> **BRIEF**: All records are to be restated exactly, each line as it reads.

> **RECORD EXCERPTS**:
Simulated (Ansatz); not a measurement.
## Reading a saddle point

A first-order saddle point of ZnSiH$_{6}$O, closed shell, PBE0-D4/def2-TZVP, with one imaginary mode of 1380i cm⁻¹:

> **WRITTEN REPLY**:
Simulated (Ansatz); not a measurement.
## Reading a saddle point

A first-order saddle point of ZnSiH$_{6}$O, closed shell, PBE0-D4/def2-TZVP, with one imaginary mode of 1380i cm⁻¹:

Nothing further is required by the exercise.